## ASSIGNED TASK
Please give again, word for word, the lines that lie between the start of the listing below and the line with "Potentials or basis: VASP", both included.

---------- DATA PROVIDED
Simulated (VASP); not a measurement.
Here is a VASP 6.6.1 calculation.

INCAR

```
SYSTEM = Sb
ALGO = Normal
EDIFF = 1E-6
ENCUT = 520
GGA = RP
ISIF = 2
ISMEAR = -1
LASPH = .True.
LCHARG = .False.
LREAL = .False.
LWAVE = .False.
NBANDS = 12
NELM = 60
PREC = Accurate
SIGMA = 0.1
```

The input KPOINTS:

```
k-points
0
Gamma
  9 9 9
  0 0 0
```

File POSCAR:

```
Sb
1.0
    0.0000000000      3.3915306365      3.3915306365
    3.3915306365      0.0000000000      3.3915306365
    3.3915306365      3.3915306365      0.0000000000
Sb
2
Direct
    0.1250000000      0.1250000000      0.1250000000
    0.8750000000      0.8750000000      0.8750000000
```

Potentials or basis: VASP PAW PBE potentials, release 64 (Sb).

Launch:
--------------------

## ANSWER SECTION
Simulated (VASP); not a measurement.
Here is a VASP 6.6.1 calculation.

INCAR

```
SYSTEM = Sb
ALGO = Normal
EDIFF = 1E-6
ENCUT = 520
GGA = RP
ISIF = 2
ISMEAR = -1
LASPH = .True.
LCHARG = .False.
LREAL = .False.
LWAVE = .False.
NBANDS = 12
NELM = 60
PREC = Accurate
SIGMA = 0.1
```

The input KPOINTS:

```
k-points
0
Gamma
  9 9 9
  0 0 0
```

File POSCAR:

```
Sb
1.0
    0.0000000000      3.3915306365      3.3915306365
    3.3915306365      0.0000000000      3.3915306365
    3.3915306365      3.3915306365      0.0000000000
Sb
2
Direct
    0.1250000000      0.1250000000      0.1250000000
    0.8750000000      0.8750000000      0.8750000000
```

Potentials or basis: VASP PAW PBE potentials, release 64 (Sb).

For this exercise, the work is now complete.